> [Extracted data]
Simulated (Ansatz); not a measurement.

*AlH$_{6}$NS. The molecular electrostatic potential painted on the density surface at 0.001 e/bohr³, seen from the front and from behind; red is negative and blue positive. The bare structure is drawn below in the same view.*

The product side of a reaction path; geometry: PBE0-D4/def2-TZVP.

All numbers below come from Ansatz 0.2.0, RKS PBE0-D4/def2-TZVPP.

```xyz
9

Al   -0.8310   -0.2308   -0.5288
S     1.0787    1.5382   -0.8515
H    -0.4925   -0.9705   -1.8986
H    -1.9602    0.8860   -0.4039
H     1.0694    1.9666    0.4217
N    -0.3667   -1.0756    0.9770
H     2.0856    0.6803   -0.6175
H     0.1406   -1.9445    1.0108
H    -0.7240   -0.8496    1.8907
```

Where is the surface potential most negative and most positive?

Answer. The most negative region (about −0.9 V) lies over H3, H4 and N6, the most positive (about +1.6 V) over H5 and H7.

> [Activity]
Retype the entries above exactly, but only from the line containing "the same view.*" through the line containing "Where is the", both included.

> [Written solution]
*AlH$_{6}$NS. The molecular electrostatic potential painted on the density surface at 0.001 e/bohr³, seen from the front and from behind; red is negative and blue positive. The bare structure is drawn below in the same view.*

The product side of a reaction path; geometry: PBE0-D4/def2-TZVP.

All numbers below come from Ansatz 0.2.0, RKS PBE0-D4/def2-TZVPP.

```xyz
9

Al   -0.8310   -0.2308   -0.5288
S     1.0787    1.5382   -0.8515
H    -0.4925   -0.9705   -1.8986
H    -1.9602    0.8860   -0.4039
H     1.0694    1.9666    0.4217
N    -0.3667   -1.0756    0.9770
H     2.0856    0.6803   -0.6175
H     0.1406   -1.9445    1.0108
H    -0.7240   -0.8496    1.8907
```

Where is the surface potential most negative and most positive?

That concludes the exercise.